── RECORD SET ──

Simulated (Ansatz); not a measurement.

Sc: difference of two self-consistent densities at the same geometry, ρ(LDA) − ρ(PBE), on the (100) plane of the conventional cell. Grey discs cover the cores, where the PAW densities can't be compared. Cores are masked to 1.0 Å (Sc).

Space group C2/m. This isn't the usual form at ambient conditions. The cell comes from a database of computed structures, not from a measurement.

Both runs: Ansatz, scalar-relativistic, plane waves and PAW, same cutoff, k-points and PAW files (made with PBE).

───

◆ **ACTIVITY**: The complete material must be repeated exactly.

◆ **SOLUTION**:
Simulated (Ansatz); not a measurement.

Sc: difference of two self-consistent densities at the same geometry, ρ(LDA) − ρ(PBE), on the (100) plane of the conventional cell. Grey discs cover the cores, where the PAW densities can't be compared. Cores are masked to 1.0 Å (Sc).

Space group C2/m. This isn't the usual form at ambient conditions. The cell comes from a database of computed structures, not from a measurement.

Both runs: Ansatz, scalar-relativistic, plane waves and PAW, same cutoff, k-points and PAW files (made with PBE).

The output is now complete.